★ ★ ★ ★ ★
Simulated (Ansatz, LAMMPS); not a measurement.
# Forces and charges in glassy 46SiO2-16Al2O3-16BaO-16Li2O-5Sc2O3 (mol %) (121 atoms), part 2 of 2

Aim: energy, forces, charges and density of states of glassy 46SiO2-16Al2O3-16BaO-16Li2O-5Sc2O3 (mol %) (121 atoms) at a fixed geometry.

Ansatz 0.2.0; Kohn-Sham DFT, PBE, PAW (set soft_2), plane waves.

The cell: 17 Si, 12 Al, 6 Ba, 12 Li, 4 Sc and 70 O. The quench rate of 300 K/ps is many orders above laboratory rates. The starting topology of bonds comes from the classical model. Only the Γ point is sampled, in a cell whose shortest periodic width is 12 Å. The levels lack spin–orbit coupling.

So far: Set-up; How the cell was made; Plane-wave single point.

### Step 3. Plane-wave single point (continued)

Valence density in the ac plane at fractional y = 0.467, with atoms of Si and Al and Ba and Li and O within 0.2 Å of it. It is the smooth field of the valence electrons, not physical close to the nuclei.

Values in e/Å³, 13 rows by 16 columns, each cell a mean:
★ ★ ★ ★ ★

Once you reach the line containing "So far: Set-up;", include it and stop; until then, reproduce each line of the listing from its start exactly.

Simulated (Ansatz, LAMMPS); not a measurement.
# Forces and charges in glassy 46SiO2-16Al2O3-16BaO-16Li2O-5Sc2O3 (mol %) (121 atoms), part 2 of 2

Aim: energy, forces, charges and density of states of glassy 46SiO2-16Al2O3-16BaO-16Li2O-5Sc2O3 (mol %) (121 atoms) at a fixed geometry.

Ansatz 0.2.0; Kohn-Sham DFT, PBE, PAW (set soft_2), plane waves.

The cell: 17 Si, 12 Al, 6 Ba, 12 Li, 4 Sc and 70 O. The quench rate of 300 K/ps is many orders above laboratory rates. The starting topology of bonds comes from the classical model. Only the Γ point is sampled, in a cell whose shortest periodic width is 12 Å. The levels lack spin–orbit coupling.

So far: Set-up; How the cell was made; Plane-wave single point.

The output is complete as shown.